— Source information —
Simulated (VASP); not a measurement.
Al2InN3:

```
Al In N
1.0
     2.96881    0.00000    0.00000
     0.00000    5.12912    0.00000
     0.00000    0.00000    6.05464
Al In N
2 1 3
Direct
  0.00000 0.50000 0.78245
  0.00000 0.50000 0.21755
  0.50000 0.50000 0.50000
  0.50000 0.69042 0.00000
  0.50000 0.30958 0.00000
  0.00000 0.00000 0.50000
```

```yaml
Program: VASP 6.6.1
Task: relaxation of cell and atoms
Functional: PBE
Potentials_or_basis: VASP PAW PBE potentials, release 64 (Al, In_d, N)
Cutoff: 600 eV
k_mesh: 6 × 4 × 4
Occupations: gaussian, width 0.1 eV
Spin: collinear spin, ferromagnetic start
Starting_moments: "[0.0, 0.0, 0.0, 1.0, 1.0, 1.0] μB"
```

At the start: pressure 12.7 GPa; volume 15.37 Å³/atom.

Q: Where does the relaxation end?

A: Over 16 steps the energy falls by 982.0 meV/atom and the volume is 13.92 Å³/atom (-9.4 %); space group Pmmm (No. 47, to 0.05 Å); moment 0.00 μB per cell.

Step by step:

— Work instruction —
Beginning with the first line of the listing above, please write out every line exactly until you reach the line that contains "A: Over 16 steps", and include that one too.

— Task answer —
Simulated (VASP); not a measurement.
Al2InN3:

```
Al In N
1.0
     2.96881    0.00000    0.00000
     0.00000    5.12912    0.00000
     0.00000    0.00000    6.05464
Al In N
2 1 3
Direct
  0.00000 0.50000 0.78245
  0.00000 0.50000 0.21755
  0.50000 0.50000 0.50000
  0.50000 0.69042 0.00000
  0.50000 0.30958 0.00000
  0.00000 0.00000 0.50000
```

```yaml
Program: VASP 6.6.1
Task: relaxation of cell and atoms
Functional: PBE
Potentials_or_basis: VASP PAW PBE potentials, release 64 (Al, In_d, N)
Cutoff: 600 eV
k_mesh: 6 × 4 × 4
Occupations: gaussian, width 0.1 eV
Spin: collinear spin, ferromagnetic start
Starting_moments: "[0.0, 0.0, 0.0, 1.0, 1.0, 1.0] μB"
```

At the start: pressure 12.7 GPa; volume 15.37 Å³/atom.

Q: Where does the relaxation end?

A: Over 16 steps the energy falls by 982.0 meV/atom and the volume is 13.92 Å³/atom (-9.4 %); space group Pmmm (No. 47, to 0.05 Å); moment 0.00 μB per cell.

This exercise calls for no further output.